- _EXERCISE_:
Every line of the material below, from the top through the line with "The geometry comes", should be reproduced exactly.

- _INFORMATION SHOWN_:
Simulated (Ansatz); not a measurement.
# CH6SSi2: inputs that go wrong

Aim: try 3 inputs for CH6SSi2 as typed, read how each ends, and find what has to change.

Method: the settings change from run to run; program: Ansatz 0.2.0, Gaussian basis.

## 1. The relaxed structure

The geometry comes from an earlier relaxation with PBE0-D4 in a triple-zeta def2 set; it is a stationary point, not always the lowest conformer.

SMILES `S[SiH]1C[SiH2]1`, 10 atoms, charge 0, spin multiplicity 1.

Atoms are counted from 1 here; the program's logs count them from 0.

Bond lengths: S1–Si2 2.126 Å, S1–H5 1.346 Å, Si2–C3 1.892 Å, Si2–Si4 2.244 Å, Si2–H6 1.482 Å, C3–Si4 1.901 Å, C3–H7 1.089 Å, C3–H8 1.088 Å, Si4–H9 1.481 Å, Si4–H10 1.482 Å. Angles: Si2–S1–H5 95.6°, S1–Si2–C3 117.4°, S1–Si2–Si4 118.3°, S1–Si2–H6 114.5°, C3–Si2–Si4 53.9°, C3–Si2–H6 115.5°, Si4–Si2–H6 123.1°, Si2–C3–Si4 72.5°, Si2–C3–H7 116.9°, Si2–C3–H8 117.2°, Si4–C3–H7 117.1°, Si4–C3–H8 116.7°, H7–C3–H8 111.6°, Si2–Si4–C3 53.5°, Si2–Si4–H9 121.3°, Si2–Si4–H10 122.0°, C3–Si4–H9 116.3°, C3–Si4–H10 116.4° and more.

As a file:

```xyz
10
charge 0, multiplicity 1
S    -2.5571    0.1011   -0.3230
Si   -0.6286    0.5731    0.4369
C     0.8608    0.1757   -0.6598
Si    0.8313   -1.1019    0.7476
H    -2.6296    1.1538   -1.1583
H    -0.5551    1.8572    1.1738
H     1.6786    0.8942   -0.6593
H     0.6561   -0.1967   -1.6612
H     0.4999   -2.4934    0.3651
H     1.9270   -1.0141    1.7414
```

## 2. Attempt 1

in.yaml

- _TASK OUTPUT_:
Simulated (Ansatz); not a measurement.
# CH6SSi2: inputs that go wrong

Aim: try 3 inputs for CH6SSi2 as typed, read how each ends, and find what has to change.

Method: the settings change from run to run; program: Ansatz 0.2.0, Gaussian basis.

## 1. The relaxed structure

The geometry comes from an earlier relaxation with PBE0-D4 in a triple-zeta def2 set; it is a stationary point, not always the lowest conformer.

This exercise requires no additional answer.